+ + +

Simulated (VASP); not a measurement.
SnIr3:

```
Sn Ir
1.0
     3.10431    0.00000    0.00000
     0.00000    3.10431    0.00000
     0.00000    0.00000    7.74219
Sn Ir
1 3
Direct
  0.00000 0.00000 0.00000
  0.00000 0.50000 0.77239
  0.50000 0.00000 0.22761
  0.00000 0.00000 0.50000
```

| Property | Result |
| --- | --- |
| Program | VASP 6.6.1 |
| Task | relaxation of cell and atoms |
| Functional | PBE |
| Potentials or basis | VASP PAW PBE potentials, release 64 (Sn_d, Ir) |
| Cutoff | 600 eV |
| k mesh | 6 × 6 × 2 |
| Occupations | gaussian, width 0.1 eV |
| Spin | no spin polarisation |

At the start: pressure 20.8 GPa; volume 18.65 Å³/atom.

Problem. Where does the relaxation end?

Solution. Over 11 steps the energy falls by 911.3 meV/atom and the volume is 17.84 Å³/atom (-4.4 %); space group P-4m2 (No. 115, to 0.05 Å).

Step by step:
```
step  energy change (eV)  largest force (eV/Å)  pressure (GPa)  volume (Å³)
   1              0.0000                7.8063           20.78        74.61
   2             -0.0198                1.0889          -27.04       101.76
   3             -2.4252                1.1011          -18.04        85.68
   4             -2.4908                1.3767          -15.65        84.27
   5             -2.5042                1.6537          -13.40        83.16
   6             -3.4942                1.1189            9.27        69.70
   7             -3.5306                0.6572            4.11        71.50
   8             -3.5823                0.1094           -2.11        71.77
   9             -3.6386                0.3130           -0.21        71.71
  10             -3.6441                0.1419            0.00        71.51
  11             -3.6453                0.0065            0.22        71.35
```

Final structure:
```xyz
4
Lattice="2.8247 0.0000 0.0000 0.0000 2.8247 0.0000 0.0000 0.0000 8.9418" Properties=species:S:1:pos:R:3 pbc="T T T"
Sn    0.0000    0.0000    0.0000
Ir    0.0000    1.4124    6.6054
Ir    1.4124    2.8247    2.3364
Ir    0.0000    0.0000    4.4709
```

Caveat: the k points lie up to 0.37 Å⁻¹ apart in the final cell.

+ + +

### EXERCISE
In the listing above, start at the line with "VASP 6.6.1 |", go on through the line with "Problem. Where does the relaxation end?", and copy each of those lines exactly; leave out all the rest.

### EXERCISE RESPONSE
| Program | VASP 6.6.1 |
| Task | relaxation of cell and atoms |
| Functional | PBE |
| Potentials or basis | VASP PAW PBE potentials, release 64 (Sn_d, Ir) |
| Cutoff | 600 eV |
| k mesh | 6 × 6 × 2 |
| Occupations | gaussian, width 0.1 eV |
| Spin | no spin polarisation |

At the start: pressure 20.8 GPa; volume 18.65 Å³/atom.

Problem. Where does the relaxation end?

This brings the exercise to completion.